**Brief**
In full and word for word, give the records again.

**The data**
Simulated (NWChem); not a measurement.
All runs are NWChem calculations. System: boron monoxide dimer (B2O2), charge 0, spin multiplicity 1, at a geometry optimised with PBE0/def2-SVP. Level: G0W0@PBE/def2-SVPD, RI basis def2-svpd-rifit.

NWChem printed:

**Task result**
Simulated (NWChem); not a measurement.
All runs are NWChem calculations. System: boron monoxide dimer (B2O2), charge 0, spin multiplicity 1, at a geometry optimised with PBE0/def2-SVP. Level: G0W0@PBE/def2-SVPD, RI basis def2-svpd-rifit.

NWChem printed:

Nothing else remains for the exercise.